SOURCE DATA
========================================

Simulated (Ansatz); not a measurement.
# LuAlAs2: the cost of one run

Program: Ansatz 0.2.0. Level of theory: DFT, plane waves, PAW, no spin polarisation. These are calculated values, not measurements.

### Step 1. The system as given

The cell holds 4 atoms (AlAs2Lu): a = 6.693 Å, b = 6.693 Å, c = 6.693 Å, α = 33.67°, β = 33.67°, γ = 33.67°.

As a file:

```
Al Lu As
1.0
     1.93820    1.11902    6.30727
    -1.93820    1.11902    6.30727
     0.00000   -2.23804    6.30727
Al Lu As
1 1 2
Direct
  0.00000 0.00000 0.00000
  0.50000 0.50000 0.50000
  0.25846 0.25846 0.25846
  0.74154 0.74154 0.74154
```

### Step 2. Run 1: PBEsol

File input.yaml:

========================================

WORK ITEM
After reading the data above, return it verbatim in full.

PROBLEM SOLUTION
Simulated (Ansatz); not a measurement.
# LuAlAs2: the cost of one run

Program: Ansatz 0.2.0. Level of theory: DFT, plane waves, PAW, no spin polarisation. These are calculated values, not measurements.

### Step 1. The system as given

The cell holds 4 atoms (AlAs2Lu): a = 6.693 Å, b = 6.693 Å, c = 6.693 Å, α = 33.67°, β = 33.67°, γ = 33.67°.

As a file:

```
Al Lu As
1.0
     1.93820    1.11902    6.30727
    -1.93820    1.11902    6.30727
     0.00000   -2.23804    6.30727
Al Lu As
1 1 2
Direct
  0.00000 0.00000 0.00000
  0.50000 0.50000 0.50000
  0.25846 0.25846 0.25846
  0.74154 0.74154 0.74154
```

### Step 2. Run 1: PBEsol

File input.yaml:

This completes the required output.